══════════

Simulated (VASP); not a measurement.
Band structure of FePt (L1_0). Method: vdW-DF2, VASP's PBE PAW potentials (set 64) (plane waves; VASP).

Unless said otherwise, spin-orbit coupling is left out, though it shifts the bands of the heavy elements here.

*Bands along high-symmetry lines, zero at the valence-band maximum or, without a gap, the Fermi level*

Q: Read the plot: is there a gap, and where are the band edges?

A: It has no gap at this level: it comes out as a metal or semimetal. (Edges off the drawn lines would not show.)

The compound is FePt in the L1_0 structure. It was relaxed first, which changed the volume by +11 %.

══════════

§ Required action
An exact repetition of all the entries is required.

§ Exercise response
Simulated (VASP); not a measurement.
Band structure of FePt (L1_0). Method: vdW-DF2, VASP's PBE PAW potentials (set 64) (plane waves; VASP).

Unless said otherwise, spin-orbit coupling is left out, though it shifts the bands of the heavy elements here.

*Bands along high-symmetry lines, zero at the valence-band maximum or, without a gap, the Fermi level*

Q: Read the plot: is there a gap, and where are the band edges?

A: It has no gap at this level: it comes out as a metal or semimetal. (Edges off the drawn lines would not show.)

The compound is FePt in the L1_0 structure. It was relaxed first, which changed the volume by +11 %.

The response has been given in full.